Exercise
Retype the material exactly, ending with the line containing "## Calculated data, AlN".

Record extracts
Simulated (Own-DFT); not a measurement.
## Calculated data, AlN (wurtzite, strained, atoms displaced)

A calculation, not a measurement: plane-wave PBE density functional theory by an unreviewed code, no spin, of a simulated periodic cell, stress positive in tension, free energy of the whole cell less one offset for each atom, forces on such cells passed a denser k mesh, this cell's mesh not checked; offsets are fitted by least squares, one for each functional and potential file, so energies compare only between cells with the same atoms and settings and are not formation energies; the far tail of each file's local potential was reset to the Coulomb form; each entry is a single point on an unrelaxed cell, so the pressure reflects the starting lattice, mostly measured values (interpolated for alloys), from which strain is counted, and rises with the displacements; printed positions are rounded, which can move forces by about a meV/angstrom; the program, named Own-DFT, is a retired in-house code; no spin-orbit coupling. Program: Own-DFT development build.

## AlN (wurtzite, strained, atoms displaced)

Task response
Simulated (Own-DFT); not a measurement.
## Calculated data, AlN (wurtzite, strained, atoms displaced)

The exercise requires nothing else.